═══ Information provided

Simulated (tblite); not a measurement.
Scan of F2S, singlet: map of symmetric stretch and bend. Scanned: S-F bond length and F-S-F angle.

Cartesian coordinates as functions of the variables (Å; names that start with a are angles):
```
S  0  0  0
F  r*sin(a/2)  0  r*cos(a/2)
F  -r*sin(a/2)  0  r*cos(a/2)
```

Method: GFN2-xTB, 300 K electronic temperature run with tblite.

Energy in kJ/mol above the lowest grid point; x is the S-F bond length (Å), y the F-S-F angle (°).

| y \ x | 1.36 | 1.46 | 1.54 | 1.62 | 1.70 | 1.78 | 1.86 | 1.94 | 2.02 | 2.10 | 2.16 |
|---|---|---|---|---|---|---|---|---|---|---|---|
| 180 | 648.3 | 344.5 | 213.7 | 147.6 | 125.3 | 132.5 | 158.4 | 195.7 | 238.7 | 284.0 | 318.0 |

══════

Write out all of the records exactly as they stand above.

Written response
Simulated (tblite); not a measurement.
Scan of F2S, singlet: map of symmetric stretch and bend. Scanned: S-F bond length and F-S-F angle.

Cartesian coordinates as functions of the variables (Å; names that start with a are angles):
```
S  0  0  0
F  r*sin(a/2)  0  r*cos(a/2)
F  -r*sin(a/2)  0  r*cos(a/2)
```

Method: GFN2-xTB, 300 K electronic temperature run with tblite.

Energy in kJ/mol above the lowest grid point; x is the S-F bond length (Å), y the F-S-F angle (°).

| y \ x | 1.36 | 1.46 | 1.54 | 1.62 | 1.70 | 1.78 | 1.86 | 1.94 | 2.02 | 2.10 | 2.16 |
|---|---|---|---|---|---|---|---|---|---|---|---|
| 180 | 648.3 | 344.5 | 213.7 | 147.6 | 125.3 | 132.5 | 158.4 | 195.7 | 238.7 | 284.0 | 318.0 |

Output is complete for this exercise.